> Work item:
Give back exactly the lines of the material below that start at the line containing "# As: single point with PBE" and end at the line containing "33.19 | 33.51 |", and no others.

──────────

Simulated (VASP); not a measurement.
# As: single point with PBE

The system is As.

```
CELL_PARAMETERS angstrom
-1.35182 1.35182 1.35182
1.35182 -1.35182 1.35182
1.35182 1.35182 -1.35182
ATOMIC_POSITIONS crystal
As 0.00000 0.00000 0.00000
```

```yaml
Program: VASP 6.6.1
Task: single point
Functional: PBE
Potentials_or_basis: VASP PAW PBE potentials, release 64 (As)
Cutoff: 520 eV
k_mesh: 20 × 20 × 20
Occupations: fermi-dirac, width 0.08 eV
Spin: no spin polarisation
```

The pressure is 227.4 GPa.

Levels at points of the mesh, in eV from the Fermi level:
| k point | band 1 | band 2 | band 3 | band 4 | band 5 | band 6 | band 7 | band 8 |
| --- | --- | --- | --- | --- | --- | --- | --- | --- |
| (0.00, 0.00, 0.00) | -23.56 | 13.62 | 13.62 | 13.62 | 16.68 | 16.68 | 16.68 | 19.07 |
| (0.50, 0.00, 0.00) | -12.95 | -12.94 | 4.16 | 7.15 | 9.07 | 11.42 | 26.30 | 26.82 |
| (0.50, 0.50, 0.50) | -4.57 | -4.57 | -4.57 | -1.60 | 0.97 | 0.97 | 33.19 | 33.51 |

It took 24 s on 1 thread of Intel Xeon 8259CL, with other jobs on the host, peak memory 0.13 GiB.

──────────

> Task solution:
# As: single point with PBE

The system is As.

```
CELL_PARAMETERS angstrom
-1.35182 1.35182 1.35182
1.35182 -1.35182 1.35182
1.35182 1.35182 -1.35182
ATOMIC_POSITIONS crystal
As 0.00000 0.00000 0.00000
```

```yaml
Program: VASP 6.6.1
Task: single point
Functional: PBE
Potentials_or_basis: VASP PAW PBE potentials, release 64 (As)
Cutoff: 520 eV
k_mesh: 20 × 20 × 20
Occupations: fermi-dirac, width 0.08 eV
Spin: no spin polarisation
```

The pressure is 227.4 GPa.

Levels at points of the mesh, in eV from the Fermi level:
| k point | band 1 | band 2 | band 3 | band 4 | band 5 | band 6 | band 7 | band 8 |
| --- | --- | --- | --- | --- | --- | --- | --- | --- |
| (0.00, 0.00, 0.00) | -23.56 | 13.62 | 13.62 | 13.62 | 16.68 | 16.68 | 16.68 | 19.07 |
| (0.50, 0.00, 0.00) | -12.95 | -12.94 | 4.16 | 7.15 | 9.07 | 11.42 | 26.30 | 26.82 |
| (0.50, 0.50, 0.50) | -4.57 | -4.57 | -4.57 | -1.60 | 0.97 | 0.97 | 33.19 | 33.51 |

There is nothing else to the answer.